*Work task:* Line by line, give the data again exactly as it appears.

++++++

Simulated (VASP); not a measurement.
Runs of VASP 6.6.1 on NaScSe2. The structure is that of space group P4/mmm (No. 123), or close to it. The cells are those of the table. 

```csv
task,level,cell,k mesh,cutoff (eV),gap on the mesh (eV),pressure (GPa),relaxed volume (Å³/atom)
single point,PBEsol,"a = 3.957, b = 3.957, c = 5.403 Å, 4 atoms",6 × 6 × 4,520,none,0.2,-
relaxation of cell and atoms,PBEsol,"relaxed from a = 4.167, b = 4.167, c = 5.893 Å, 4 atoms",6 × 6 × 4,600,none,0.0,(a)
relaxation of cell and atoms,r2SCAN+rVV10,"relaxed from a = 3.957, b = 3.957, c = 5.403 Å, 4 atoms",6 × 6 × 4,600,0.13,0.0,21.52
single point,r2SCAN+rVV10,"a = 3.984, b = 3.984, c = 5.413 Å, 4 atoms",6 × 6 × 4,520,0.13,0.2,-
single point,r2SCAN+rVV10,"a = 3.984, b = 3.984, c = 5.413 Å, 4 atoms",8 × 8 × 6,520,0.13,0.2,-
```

++++++

*Written answer:*
Simulated (VASP); not a measurement.
Runs of VASP 6.6.1 on NaScSe2. The structure is that of space group P4/mmm (No. 123), or close to it. The cells are those of the table. 

```csv
task,level,cell,k mesh,cutoff (eV),gap on the mesh (eV),pressure (GPa),relaxed volume (Å³/atom)
single point,PBEsol,"a = 3.957, b = 3.957, c = 5.403 Å, 4 atoms",6 × 6 × 4,520,none,0.2,-
relaxation of cell and atoms,PBEsol,"relaxed from a = 4.167, b = 4.167, c = 5.893 Å, 4 atoms",6 × 6 × 4,600,none,0.0,(a)
relaxation of cell and atoms,r2SCAN+rVV10,"relaxed from a = 3.957, b = 3.957, c = 5.403 Å, 4 atoms",6 × 6 × 4,600,0.13,0.0,21.52
single point,r2SCAN+rVV10,"a = 3.984, b = 3.984, c = 5.413 Å, 4 atoms",6 × 6 × 4,520,0.13,0.2,-
single point,r2SCAN+rVV10,"a = 3.984, b = 3.984, c = 5.413 Å, 4 atoms",8 × 8 × 6,520,0.13,0.2,-
```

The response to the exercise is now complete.